=== Work task ===
Nothing is to be altered; the data must be repeated exactly.

=== Data provided ===
● ● ● ●

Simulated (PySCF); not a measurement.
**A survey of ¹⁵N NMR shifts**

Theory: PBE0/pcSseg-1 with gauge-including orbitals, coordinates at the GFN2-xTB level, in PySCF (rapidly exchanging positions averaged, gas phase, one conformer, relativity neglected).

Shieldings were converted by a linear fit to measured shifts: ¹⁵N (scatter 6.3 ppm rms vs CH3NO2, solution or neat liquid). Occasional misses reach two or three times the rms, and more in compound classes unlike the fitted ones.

● ● ● ●

=== Exercise response ===
Simulated (PySCF); not a measurement.
**A survey of ¹⁵N NMR shifts**

Theory: PBE0/pcSseg-1 with gauge-including orbitals, coordinates at the GFN2-xTB level, in PySCF (rapidly exchanging positions averaged, gas phase, one conformer, relativity neglected).

Shieldings were converted by a linear fit to measured shifts: ¹⁵N (scatter 6.3 ppm rms vs CH3NO2, solution or neat liquid). Occasional misses reach two or three times the rms, and more in compound classes unlike the fitted ones.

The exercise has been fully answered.